**REQUIREMENT**
Each entry shown below is to be reproduced exactly.

= = =

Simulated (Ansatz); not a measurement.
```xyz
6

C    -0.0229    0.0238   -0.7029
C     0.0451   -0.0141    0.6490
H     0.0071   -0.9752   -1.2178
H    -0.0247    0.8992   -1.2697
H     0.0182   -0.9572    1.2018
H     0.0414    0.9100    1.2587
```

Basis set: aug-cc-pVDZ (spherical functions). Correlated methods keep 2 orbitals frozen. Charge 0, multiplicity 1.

= = =

**TASK RESPONSE**
Simulated (Ansatz); not a measurement.
```xyz
6

C    -0.0229    0.0238   -0.7029
C     0.0451   -0.0141    0.6490
H     0.0071   -0.9752   -1.2178
H    -0.0247    0.8992   -1.2697
H     0.0182   -0.9572    1.2018
H     0.0414    0.9100    1.2587
```

Basis set: aug-cc-pVDZ (spherical functions). Correlated methods keep 2 orbitals frozen. Charge 0, multiplicity 1.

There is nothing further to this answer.